**Requirement:** Repeat the first line of the listing and each line after it, exactly, through the line containing "pressure -2.0 GPa.".

--- START ---

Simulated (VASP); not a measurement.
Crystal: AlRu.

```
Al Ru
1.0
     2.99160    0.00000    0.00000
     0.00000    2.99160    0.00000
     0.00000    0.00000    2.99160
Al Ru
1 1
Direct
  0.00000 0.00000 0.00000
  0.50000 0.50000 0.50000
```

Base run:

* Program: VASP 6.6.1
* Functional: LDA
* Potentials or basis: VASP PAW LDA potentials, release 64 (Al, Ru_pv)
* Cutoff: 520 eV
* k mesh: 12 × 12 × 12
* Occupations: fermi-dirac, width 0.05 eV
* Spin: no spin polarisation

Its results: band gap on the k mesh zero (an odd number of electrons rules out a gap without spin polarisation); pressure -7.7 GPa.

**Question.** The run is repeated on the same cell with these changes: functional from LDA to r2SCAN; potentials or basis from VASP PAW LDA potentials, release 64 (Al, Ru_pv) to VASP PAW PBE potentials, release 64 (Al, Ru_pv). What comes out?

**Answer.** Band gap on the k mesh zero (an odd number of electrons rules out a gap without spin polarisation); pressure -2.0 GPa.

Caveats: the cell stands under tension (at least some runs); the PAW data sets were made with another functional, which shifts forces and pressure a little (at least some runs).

--- END ---

**Response box:**
Simulated (VASP); not a measurement.
Crystal: AlRu.

```
Al Ru
1.0
     2.99160    0.00000    0.00000
     0.00000    2.99160    0.00000
     0.00000    0.00000    2.99160
Al Ru
1 1
Direct
  0.00000 0.00000 0.00000
  0.50000 0.50000 0.50000
```

Base run:

* Program: VASP 6.6.1
* Functional: LDA
* Potentials or basis: VASP PAW LDA potentials, release 64 (Al, Ru_pv)
* Cutoff: 520 eV
* k mesh: 12 × 12 × 12
* Occupations: fermi-dirac, width 0.05 eV
* Spin: no spin polarisation

Its results: band gap on the k mesh zero (an odd number of electrons rules out a gap without spin polarisation); pressure -7.7 GPa.

**Question.** The run is repeated on the same cell with these changes: functional from LDA to r2SCAN; potentials or basis from VASP PAW LDA potentials, release 64 (Al, Ru_pv) to VASP PAW PBE potentials, release 64 (Al, Ru_pv). What comes out?

**Answer.** Band gap on the k mesh zero (an odd number of electrons rules out a gap without spin polarisation); pressure -2.0 GPa.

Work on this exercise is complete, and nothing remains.